[Opening Records provided section]

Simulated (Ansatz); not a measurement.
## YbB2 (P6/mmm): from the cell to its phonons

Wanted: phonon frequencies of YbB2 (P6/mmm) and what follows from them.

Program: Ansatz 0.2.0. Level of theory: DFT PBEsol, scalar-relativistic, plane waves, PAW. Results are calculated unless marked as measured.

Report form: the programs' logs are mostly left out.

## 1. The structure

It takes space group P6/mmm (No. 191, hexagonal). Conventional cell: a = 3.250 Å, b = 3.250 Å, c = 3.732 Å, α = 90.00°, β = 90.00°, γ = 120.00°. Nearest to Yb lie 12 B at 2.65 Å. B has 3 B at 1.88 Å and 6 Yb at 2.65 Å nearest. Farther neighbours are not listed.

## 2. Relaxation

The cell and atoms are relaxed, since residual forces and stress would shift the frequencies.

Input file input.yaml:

[Closing Records provided section]

Work item:
The full set of records above is to be printed exactly as it appears.

Reply:
Simulated (Ansatz); not a measurement.
## YbB2 (P6/mmm): from the cell to its phonons

Wanted: phonon frequencies of YbB2 (P6/mmm) and what follows from them.

Program: Ansatz 0.2.0. Level of theory: DFT PBEsol, scalar-relativistic, plane waves, PAW. Results are calculated unless marked as measured.

Report form: the programs' logs are mostly left out.

## 1. The structure

It takes space group P6/mmm (No. 191, hexagonal). Conventional cell: a = 3.250 Å, b = 3.250 Å, c = 3.732 Å, α = 90.00°, β = 90.00°, γ = 120.00°. Nearest to Yb lie 12 B at 2.65 Å. B has 3 B at 1.88 Å and 6 Yb at 2.65 Å nearest. Farther neighbours are not listed.

## 2. Relaxation

The cell and atoms are relaxed, since residual forces and stress would shift the frequencies.

Input file input.yaml:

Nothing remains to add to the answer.